ASSIGNMENT
Please reproduce the data below exactly, from the first line through the line containing "The data are", and leave every later line out.

GIVEN DATA
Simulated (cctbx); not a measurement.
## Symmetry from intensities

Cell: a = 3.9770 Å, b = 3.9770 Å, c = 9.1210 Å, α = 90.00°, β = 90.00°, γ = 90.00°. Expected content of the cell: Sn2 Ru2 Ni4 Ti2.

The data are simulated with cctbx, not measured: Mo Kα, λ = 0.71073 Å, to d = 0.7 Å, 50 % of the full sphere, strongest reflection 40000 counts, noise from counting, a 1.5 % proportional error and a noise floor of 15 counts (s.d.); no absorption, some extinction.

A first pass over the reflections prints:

WRITTEN REPLY
Simulated (cctbx); not a measurement.
## Symmetry from intensities

Cell: a = 3.9770 Å, b = 3.9770 Å, c = 9.1210 Å, α = 90.00°, β = 90.00°, γ = 90.00°. Expected content of the cell: Sn2 Ru2 Ni4 Ti2.

The data are simulated with cctbx, not measured: Mo Kα, λ = 0.71073 Å, to d = 0.7 Å, 50 % of the full sphere, strongest reflection 40000 counts, noise from counting, a 1.5 % proportional error and a noise floor of 15 counts (s.d.); no absorption, some extinction.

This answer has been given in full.